Source material —
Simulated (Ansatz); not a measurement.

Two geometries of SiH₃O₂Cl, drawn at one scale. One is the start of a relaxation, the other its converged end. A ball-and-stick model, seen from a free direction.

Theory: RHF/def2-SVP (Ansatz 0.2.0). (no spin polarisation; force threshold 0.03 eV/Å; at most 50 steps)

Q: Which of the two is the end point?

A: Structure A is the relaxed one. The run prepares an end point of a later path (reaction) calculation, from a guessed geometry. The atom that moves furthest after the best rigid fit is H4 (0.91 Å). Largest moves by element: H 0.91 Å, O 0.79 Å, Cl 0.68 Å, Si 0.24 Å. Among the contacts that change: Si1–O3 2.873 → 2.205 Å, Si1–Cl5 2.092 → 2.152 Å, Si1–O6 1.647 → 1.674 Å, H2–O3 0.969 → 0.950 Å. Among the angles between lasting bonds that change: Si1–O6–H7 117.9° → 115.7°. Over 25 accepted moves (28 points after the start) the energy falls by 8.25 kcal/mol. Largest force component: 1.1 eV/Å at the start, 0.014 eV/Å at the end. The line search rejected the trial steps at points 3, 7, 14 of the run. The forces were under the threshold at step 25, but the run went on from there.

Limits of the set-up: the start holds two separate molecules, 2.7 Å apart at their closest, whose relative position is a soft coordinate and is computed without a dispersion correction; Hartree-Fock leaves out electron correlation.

Action item — From the first line of the data above to the line holding "A: Structure A", reproduce each line exactly; emit no other lines.

Your solution —
Simulated (Ansatz); not a measurement.

Two geometries of SiH₃O₂Cl, drawn at one scale. One is the start of a relaxation, the other its converged end. A ball-and-stick model, seen from a free direction.

Theory: RHF/def2-SVP (Ansatz 0.2.0). (no spin polarisation; force threshold 0.03 eV/Å; at most 50 steps)

Q: Which of the two is the end point?

A: Structure A is the relaxed one. The run prepares an end point of a later path (reaction) calculation, from a guessed geometry. The atom that moves furthest after the best rigid fit is H4 (0.91 Å). Largest moves by element: H 0.91 Å, O 0.79 Å, Cl 0.68 Å, Si 0.24 Å. Among the contacts that change: Si1–O3 2.873 → 2.205 Å, Si1–Cl5 2.092 → 2.152 Å, Si1–O6 1.647 → 1.674 Å, H2–O3 0.969 → 0.950 Å. Among the angles between lasting bonds that change: Si1–O6–H7 117.9° → 115.7°. Over 25 accepted moves (28 points after the start) the energy falls by 8.25 kcal/mol. Largest force component: 1.1 eV/Å at the start, 0.014 eV/Å at the end. The line search rejected the trial steps at points 3, 7, 14 of the run. The forces were under the threshold at step 25, but the run went on from there.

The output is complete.